Data extracts section start

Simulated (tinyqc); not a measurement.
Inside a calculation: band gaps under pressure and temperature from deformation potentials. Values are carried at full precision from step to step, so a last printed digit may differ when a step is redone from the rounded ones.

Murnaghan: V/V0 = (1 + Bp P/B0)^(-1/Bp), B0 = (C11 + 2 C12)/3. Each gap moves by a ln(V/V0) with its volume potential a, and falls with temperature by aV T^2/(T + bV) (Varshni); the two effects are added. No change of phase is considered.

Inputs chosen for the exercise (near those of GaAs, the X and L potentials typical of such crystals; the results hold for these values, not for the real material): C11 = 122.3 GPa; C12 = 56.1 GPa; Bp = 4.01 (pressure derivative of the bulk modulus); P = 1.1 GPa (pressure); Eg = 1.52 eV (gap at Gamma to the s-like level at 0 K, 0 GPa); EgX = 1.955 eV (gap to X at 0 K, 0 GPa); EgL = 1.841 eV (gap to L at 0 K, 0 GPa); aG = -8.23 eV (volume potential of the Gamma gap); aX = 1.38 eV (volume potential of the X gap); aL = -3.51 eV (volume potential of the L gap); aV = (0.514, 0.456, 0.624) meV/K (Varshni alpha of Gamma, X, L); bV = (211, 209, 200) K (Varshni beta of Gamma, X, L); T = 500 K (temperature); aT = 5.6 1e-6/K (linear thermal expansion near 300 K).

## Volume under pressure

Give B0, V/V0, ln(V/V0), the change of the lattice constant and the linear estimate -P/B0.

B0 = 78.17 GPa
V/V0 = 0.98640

Data extracts section end

▶ **Work request**: Reproduce each entry in the listing character for character.

▶ **Problem solution**:
Simulated (tinyqc); not a measurement.
Inside a calculation: band gaps under pressure and temperature from deformation potentials. Values are carried at full precision from step to step, so a last printed digit may differ when a step is redone from the rounded ones.

Murnaghan: V/V0 = (1 + Bp P/B0)^(-1/Bp), B0 = (C11 + 2 C12)/3. Each gap moves by a ln(V/V0) with its volume potential a, and falls with temperature by aV T^2/(T + bV) (Varshni); the two effects are added. No change of phase is considered.

Inputs chosen for the exercise (near those of GaAs, the X and L potentials typical of such crystals; the results hold for these values, not for the real material): C11 = 122.3 GPa; C12 = 56.1 GPa; Bp = 4.01 (pressure derivative of the bulk modulus); P = 1.1 GPa (pressure); Eg = 1.52 eV (gap at Gamma to the s-like level at 0 K, 0 GPa); EgX = 1.955 eV (gap to X at 0 K, 0 GPa); EgL = 1.841 eV (gap to L at 0 K, 0 GPa); aG = -8.23 eV (volume potential of the Gamma gap); aX = 1.38 eV (volume potential of the X gap); aL = -3.51 eV (volume potential of the L gap); aV = (0.514, 0.456, 0.624) meV/K (Varshni alpha of Gamma, X, L); bV = (211, 209, 200) K (Varshni beta of Gamma, X, L); T = 500 K (temperature); aT = 5.6 1e-6/K (linear thermal expansion near 300 K).

## Volume under pressure

Give B0, V/V0, ln(V/V0), the change of the lattice constant and the linear estimate -P/B0.

B0 = 78.17 GPa
V/V0 = 0.98640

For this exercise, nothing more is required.